- Opening Delimiter -
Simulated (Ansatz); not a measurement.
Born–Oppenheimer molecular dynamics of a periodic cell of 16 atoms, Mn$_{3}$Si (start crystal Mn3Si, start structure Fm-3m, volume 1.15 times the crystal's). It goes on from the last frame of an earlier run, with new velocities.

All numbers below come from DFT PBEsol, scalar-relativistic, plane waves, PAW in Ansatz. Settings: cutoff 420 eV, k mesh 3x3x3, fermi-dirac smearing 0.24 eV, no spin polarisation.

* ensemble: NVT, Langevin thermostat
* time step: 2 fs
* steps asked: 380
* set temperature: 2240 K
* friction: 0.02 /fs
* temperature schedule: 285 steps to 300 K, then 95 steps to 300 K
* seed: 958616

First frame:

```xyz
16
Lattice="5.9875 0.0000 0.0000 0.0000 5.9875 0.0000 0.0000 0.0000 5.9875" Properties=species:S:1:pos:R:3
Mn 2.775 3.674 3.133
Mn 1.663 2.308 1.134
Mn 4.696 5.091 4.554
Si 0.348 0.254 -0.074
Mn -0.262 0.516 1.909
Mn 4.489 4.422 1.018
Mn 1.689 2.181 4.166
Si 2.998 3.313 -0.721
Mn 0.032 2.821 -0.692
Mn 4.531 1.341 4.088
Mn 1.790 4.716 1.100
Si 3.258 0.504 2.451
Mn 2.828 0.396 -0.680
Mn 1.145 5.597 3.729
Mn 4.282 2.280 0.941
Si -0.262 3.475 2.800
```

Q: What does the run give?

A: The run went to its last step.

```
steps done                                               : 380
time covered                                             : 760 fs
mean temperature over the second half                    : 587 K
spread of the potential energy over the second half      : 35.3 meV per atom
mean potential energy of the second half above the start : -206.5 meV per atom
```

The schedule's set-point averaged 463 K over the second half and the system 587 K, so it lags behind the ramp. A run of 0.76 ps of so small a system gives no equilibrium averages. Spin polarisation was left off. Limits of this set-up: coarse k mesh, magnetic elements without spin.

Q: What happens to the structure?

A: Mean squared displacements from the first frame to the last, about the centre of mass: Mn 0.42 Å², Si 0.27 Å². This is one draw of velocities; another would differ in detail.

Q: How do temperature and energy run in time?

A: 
- Closing Delimiter -

Referring to the material above, set down exactly the lines between the line with "Q: What happens to the structure?" and the line with "Q: How do temperature and energy run in time?", inclusive, and no other lines.

Task result:
Q: What happens to the structure?

A: Mean squared displacements from the first frame to the last, about the centre of mass: Mn 0.42 Å², Si 0.27 Å². This is one draw of velocities; another would differ in detail.

Q: How do temperature and energy run in time?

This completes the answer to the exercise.